WORK ORDER: Quote exactly, and only, the lines of the material below from the line with "The system is" through the line with "Predict the map.".

SUPPLIED ENTRIES:
↓

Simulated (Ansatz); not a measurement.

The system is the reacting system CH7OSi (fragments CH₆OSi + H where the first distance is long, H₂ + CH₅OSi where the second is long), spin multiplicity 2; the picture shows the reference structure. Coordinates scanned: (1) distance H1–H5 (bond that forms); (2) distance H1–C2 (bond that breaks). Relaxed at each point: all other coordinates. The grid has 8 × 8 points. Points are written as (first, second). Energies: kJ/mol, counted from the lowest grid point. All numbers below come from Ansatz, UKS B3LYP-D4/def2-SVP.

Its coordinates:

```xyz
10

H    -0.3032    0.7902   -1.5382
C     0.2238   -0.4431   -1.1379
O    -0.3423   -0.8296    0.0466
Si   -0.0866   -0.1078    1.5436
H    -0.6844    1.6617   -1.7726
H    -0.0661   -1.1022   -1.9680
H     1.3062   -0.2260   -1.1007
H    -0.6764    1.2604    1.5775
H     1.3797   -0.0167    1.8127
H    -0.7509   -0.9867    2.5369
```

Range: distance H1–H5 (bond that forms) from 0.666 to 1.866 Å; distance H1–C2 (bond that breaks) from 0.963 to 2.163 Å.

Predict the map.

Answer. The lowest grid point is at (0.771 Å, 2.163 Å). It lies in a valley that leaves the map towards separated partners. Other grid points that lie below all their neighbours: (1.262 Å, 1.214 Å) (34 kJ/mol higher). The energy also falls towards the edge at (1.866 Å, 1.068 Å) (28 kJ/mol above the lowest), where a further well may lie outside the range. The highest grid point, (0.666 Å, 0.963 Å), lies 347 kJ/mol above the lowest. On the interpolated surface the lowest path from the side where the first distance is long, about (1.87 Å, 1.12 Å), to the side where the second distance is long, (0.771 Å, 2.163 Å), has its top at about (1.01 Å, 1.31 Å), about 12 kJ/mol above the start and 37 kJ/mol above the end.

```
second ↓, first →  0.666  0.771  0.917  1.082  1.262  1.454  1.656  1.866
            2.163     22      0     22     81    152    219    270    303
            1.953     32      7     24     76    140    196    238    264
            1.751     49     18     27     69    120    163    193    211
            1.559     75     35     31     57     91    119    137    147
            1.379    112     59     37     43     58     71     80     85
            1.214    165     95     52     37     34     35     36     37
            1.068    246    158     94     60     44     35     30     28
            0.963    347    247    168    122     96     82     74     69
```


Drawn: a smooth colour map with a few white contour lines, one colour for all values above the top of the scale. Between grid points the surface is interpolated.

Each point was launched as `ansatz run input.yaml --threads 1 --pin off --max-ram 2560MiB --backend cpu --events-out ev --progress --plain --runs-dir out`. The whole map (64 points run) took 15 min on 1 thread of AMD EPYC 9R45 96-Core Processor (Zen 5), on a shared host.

↑

TASK ANSWER:
The system is the reacting system CH7OSi (fragments CH₆OSi + H where the first distance is long, H₂ + CH₅OSi where the second is long), spin multiplicity 2; the picture shows the reference structure. Coordinates scanned: (1) distance H1–H5 (bond that forms); (2) distance H1–C2 (bond that breaks). Relaxed at each point: all other coordinates. The grid has 8 × 8 points. Points are written as (first, second). Energies: kJ/mol, counted from the lowest grid point. All numbers below come from Ansatz, UKS B3LYP-D4/def2-SVP.

Its coordinates:

```xyz
10

H    -0.3032    0.7902   -1.5382
C     0.2238   -0.4431   -1.1379
O    -0.3423   -0.8296    0.0466
Si   -0.0866   -0.1078    1.5436
H    -0.6844    1.6617   -1.7726
H    -0.0661   -1.1022   -1.9680
H     1.3062   -0.2260   -1.1007
H    -0.6764    1.2604    1.5775
H     1.3797   -0.0167    1.8127
H    -0.7509   -0.9867    2.5369
```

Range: distance H1–H5 (bond that forms) from 0.666 to 1.866 Å; distance H1–C2 (bond that breaks) from 0.963 to 2.163 Å.

Predict the map.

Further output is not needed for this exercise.